## Requirement
Once the line with "Levels at points" is found in the entries below, print it and each following line exactly, stopping after the line with "It took 78 s"; print nothing else.

## Recorded information
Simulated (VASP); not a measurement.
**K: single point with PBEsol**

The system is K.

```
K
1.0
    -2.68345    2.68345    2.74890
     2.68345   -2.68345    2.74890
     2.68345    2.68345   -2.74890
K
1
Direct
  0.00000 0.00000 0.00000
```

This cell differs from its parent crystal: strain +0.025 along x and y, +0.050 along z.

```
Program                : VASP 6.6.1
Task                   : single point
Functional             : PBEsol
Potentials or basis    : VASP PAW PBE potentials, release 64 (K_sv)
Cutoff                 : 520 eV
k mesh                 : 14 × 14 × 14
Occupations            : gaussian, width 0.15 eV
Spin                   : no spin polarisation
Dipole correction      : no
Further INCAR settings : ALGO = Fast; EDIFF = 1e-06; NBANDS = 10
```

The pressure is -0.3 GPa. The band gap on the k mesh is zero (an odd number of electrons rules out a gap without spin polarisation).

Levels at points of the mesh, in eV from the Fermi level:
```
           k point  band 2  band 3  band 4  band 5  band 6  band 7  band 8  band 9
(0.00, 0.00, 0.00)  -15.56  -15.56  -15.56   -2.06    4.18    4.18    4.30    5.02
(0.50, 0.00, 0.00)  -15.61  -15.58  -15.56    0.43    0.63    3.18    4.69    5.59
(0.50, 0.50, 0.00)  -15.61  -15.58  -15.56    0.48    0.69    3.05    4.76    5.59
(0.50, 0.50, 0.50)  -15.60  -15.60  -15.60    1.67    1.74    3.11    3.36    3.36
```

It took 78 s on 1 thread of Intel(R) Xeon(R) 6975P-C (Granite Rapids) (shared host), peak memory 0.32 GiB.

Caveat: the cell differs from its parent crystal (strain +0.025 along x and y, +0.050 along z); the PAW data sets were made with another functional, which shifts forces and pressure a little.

## Your solution
Levels at points of the mesh, in eV from the Fermi level:
```
           k point  band 2  band 3  band 4  band 5  band 6  band 7  band 8  band 9
(0.00, 0.00, 0.00)  -15.56  -15.56  -15.56   -2.06    4.18    4.18    4.30    5.02
(0.50, 0.00, 0.00)  -15.61  -15.58  -15.56    0.43    0.63    3.18    4.69    5.59
(0.50, 0.50, 0.00)  -15.61  -15.58  -15.56    0.48    0.69    3.05    4.76    5.59
(0.50, 0.50, 0.50)  -15.60  -15.60  -15.60    1.67    1.74    3.11    3.36    3.36
```

It took 78 s on 1 thread of Intel(R) Xeon(R) 6975P-C (Granite Rapids) (shared host), peak memory 0.32 GiB.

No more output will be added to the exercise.